[[ Provided material, beginning ]]

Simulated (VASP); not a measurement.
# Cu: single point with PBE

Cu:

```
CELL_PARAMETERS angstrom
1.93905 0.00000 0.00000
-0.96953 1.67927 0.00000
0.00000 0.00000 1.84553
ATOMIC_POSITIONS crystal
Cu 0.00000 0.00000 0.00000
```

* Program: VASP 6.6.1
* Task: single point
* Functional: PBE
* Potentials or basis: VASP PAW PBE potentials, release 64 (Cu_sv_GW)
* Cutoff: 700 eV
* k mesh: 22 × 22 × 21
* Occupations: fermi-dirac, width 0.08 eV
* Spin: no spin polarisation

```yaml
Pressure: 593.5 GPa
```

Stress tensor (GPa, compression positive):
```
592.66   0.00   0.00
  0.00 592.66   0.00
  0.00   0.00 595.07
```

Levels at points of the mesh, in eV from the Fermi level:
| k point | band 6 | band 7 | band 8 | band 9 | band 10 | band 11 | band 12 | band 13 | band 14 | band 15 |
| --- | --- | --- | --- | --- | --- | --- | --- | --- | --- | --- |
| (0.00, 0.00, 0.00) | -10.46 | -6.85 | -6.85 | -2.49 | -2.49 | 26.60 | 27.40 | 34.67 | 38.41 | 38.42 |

[[ Provided material, end ]]

▶ _Activity_:
The full set of records above must be reproduced exactly in the reply.

▶ _Task solution_:
Simulated (VASP); not a measurement.
# Cu: single point with PBE

Cu:

```
CELL_PARAMETERS angstrom
1.93905 0.00000 0.00000
-0.96953 1.67927 0.00000
0.00000 0.00000 1.84553
ATOMIC_POSITIONS crystal
Cu 0.00000 0.00000 0.00000
```

* Program: VASP 6.6.1
* Task: single point
* Functional: PBE
* Potentials or basis: VASP PAW PBE potentials, release 64 (Cu_sv_GW)
* Cutoff: 700 eV
* k mesh: 22 × 22 × 21
* Occupations: fermi-dirac, width 0.08 eV
* Spin: no spin polarisation

```yaml
Pressure: 593.5 GPa
```

Stress tensor (GPa, compression positive):
```
592.66   0.00   0.00
  0.00 592.66   0.00
  0.00   0.00 595.07
```

Levels at points of the mesh, in eV from the Fermi level:
| k point | band 6 | band 7 | band 8 | band 9 | band 10 | band 11 | band 12 | band 13 | band 14 | band 15 |
| --- | --- | --- | --- | --- | --- | --- | --- | --- | --- | --- |
| (0.00, 0.00, 0.00) | -10.46 | -6.85 | -6.85 | -2.49 | -2.49 | 26.60 | 27.40 | 34.67 | 38.41 | 38.42 |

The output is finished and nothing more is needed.